** Assignment **
Repeat, line for line, the entries below from the first line to the line containing "[Paths, hosts, dates, memory", counting both ends.

═══ Recorded information

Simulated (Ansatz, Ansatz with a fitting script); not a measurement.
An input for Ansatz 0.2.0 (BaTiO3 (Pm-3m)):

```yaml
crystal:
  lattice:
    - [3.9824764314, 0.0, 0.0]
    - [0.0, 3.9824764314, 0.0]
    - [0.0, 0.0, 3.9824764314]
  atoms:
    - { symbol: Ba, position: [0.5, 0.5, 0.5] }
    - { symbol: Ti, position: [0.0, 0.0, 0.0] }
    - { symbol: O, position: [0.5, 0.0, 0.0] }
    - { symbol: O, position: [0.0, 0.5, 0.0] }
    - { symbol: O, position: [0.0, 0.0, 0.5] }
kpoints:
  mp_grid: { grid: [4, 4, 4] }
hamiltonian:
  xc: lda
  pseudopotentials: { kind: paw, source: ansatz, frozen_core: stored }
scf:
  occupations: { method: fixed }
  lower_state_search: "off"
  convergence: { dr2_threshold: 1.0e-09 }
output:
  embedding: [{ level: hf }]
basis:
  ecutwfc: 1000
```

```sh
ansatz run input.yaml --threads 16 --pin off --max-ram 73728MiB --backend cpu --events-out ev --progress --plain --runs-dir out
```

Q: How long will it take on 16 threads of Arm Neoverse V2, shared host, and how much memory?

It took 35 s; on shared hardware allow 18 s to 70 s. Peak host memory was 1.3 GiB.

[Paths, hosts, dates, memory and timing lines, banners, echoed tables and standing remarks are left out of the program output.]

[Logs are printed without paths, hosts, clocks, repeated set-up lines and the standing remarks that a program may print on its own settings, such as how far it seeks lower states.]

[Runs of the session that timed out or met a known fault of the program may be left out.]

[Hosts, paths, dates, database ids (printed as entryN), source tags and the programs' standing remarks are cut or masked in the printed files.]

══════

** Task response **
Simulated (Ansatz, Ansatz with a fitting script); not a measurement.
An input for Ansatz 0.2.0 (BaTiO3 (Pm-3m)):

```yaml
crystal:
  lattice:
    - [3.9824764314, 0.0, 0.0]
    - [0.0, 3.9824764314, 0.0]
    - [0.0, 0.0, 3.9824764314]
  atoms:
    - { symbol: Ba, position: [0.5, 0.5, 0.5] }
    - { symbol: Ti, position: [0.0, 0.0, 0.0] }
    - { symbol: O, position: [0.5, 0.0, 0.0] }
    - { symbol: O, position: [0.0, 0.5, 0.0] }
    - { symbol: O, position: [0.0, 0.0, 0.5] }
kpoints:
  mp_grid: { grid: [4, 4, 4] }
hamiltonian:
  xc: lda
  pseudopotentials: { kind: paw, source: ansatz, frozen_core: stored }
scf:
  occupations: { method: fixed }
  lower_state_search: "off"
  convergence: { dr2_threshold: 1.0e-09 }
output:
  embedding: [{ level: hf }]
basis:
  ecutwfc: 1000
```

```sh
ansatz run input.yaml --threads 16 --pin off --max-ram 73728MiB --backend cpu --events-out ev --progress --plain --runs-dir out
```

Q: How long will it take on 16 threads of Arm Neoverse V2, shared host, and how much memory?

It took 35 s; on shared hardware allow 18 s to 70 s. Peak host memory was 1.3 GiB.

[Paths, hosts, dates, memory and timing lines, banners, echoed tables and standing remarks are left out of the program output.]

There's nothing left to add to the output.